--- Given records Enclosed Below ---
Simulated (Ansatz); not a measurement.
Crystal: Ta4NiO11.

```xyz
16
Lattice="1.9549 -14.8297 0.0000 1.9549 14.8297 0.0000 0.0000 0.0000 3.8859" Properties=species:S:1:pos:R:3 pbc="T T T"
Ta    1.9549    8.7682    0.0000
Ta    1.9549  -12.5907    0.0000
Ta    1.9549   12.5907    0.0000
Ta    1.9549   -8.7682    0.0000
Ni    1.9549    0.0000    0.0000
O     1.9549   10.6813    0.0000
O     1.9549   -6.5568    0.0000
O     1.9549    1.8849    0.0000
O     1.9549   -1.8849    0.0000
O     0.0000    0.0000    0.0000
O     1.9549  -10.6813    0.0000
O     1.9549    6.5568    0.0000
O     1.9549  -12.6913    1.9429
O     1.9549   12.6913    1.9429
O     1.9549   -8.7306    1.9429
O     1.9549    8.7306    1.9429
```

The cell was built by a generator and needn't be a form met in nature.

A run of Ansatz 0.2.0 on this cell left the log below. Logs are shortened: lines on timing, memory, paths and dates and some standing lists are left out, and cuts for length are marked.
--- End of Enclosed Given records ---

#### Brief
From the first line of the material above down to the line with "The cell was", output each line exactly; include both of those lines and add no others.

#### Response area
Simulated (Ansatz); not a measurement.
Crystal: Ta4NiO11.

```xyz
16
Lattice="1.9549 -14.8297 0.0000 1.9549 14.8297 0.0000 0.0000 0.0000 3.8859" Properties=species:S:1:pos:R:3 pbc="T T T"
Ta    1.9549    8.7682    0.0000
Ta    1.9549  -12.5907    0.0000
Ta    1.9549   12.5907    0.0000
Ta    1.9549   -8.7682    0.0000
Ni    1.9549    0.0000    0.0000
O     1.9549   10.6813    0.0000
O     1.9549   -6.5568    0.0000
O     1.9549    1.8849    0.0000
O     1.9549   -1.8849    0.0000
O     0.0000    0.0000    0.0000
O     1.9549  -10.6813    0.0000
O     1.9549    6.5568    0.0000
O     1.9549  -12.6913    1.9429
O     1.9549   12.6913    1.9429
O     1.9549   -8.7306    1.9429
O     1.9549    8.7306    1.9429
```

The cell was built by a generator and needn't be a form met in nature.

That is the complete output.